_ _ _ _

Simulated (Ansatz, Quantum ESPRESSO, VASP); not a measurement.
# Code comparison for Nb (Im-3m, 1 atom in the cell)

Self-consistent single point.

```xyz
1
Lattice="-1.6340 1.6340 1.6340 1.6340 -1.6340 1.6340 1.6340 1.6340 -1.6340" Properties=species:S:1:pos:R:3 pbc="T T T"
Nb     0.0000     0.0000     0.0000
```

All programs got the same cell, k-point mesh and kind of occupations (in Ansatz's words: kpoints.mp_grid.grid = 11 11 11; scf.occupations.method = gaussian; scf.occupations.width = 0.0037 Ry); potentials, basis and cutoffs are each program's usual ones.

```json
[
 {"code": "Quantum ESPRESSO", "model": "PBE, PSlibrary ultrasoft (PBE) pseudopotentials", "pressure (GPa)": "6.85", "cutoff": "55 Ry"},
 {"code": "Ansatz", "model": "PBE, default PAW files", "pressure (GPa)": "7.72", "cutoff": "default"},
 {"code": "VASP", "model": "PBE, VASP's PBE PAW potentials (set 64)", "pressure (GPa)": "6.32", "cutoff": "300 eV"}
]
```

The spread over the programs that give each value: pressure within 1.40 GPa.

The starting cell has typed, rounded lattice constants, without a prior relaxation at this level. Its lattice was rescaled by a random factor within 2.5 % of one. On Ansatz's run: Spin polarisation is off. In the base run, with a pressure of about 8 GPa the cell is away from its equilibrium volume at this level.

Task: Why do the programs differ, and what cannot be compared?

_ _ _ _

Taking the entries above, restate exactly those lines that fall between the line with "The spread over" and the line with "The starting cell", keeping both of those lines too.

The spread over the programs that give each value: pressure within 1.40 GPa.

The starting cell has typed, rounded lattice constants, without a prior relaxation at this level. Its lattice was rescaled by a random factor within 2.5 % of one. On Ansatz's run: Spin polarisation is off. In the base run, with a pressure of about 8 GPa the cell is away from its equilibrium volume at this level.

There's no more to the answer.